- Opening Delimiter -

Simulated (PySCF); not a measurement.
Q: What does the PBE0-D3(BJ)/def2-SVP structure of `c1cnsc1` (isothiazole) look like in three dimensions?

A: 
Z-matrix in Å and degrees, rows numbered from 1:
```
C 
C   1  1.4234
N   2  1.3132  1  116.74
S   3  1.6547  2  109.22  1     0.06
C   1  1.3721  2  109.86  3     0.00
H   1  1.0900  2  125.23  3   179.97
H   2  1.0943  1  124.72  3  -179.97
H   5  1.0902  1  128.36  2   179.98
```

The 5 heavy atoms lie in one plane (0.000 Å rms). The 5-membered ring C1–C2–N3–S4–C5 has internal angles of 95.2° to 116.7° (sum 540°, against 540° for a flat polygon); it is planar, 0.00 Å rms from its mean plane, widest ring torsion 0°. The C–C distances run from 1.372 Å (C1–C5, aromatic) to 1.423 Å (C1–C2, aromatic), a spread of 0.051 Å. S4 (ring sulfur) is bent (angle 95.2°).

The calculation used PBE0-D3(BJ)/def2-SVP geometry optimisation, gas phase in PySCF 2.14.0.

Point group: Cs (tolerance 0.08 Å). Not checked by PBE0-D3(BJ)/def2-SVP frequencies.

- Closing Delimiter -

» Work instruction: Exact reproduction of all the material is needed.

» Exercise response:
Simulated (PySCF); not a measurement.
Q: What does the PBE0-D3(BJ)/def2-SVP structure of `c1cnsc1` (isothiazole) look like in three dimensions?

A: 
Z-matrix in Å and degrees, rows numbered from 1:
```
C 
C   1  1.4234
N   2  1.3132  1  116.74
S   3  1.6547  2  109.22  1     0.06
C   1  1.3721  2  109.86  3     0.00
H   1  1.0900  2  125.23  3   179.97
H   2  1.0943  1  124.72  3  -179.97
H   5  1.0902  1  128.36  2   179.98
```

The 5 heavy atoms lie in one plane (0.000 Å rms). The 5-membered ring C1–C2–N3–S4–C5 has internal angles of 95.2° to 116.7° (sum 540°, against 540° for a flat polygon); it is planar, 0.00 Å rms from its mean plane, widest ring torsion 0°. The C–C distances run from 1.372 Å (C1–C5, aromatic) to 1.423 Å (C1–C2, aromatic), a spread of 0.051 Å. S4 (ring sulfur) is bent (angle 95.2°).

The calculation used PBE0-D3(BJ)/def2-SVP geometry optimisation, gas phase in PySCF 2.14.0.

Point group: Cs (tolerance 0.08 Å). Not checked by PBE0-D3(BJ)/def2-SVP frequencies.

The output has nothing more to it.